All records that follow are to be output exactly.

Given entries section start
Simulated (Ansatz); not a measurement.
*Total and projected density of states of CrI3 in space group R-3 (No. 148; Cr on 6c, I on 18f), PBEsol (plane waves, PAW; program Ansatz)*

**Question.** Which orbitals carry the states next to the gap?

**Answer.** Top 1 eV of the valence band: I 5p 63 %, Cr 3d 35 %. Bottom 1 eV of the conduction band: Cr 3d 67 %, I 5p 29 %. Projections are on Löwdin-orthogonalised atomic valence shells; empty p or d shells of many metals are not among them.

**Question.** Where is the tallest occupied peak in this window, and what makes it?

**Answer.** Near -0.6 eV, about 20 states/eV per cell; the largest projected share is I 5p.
Given entries section end

• **Task answer**:
Simulated (Ansatz); not a measurement.
*Total and projected density of states of CrI3 in space group R-3 (No. 148; Cr on 6c, I on 18f), PBEsol (plane waves, PAW; program Ansatz)*

**Question.** Which orbitals carry the states next to the gap?

**Answer.** Top 1 eV of the valence band: I 5p 63 %, Cr 3d 35 %. Bottom 1 eV of the conduction band: Cr 3d 67 %, I 5p 29 %. Projections are on Löwdin-orthogonalised atomic valence shells; empty p or d shells of many metals are not among them.

**Question.** Where is the tallest occupied peak in this window, and what makes it?

**Answer.** Near -0.6 eV, about 20 states/eV per cell; the largest projected share is I 5p.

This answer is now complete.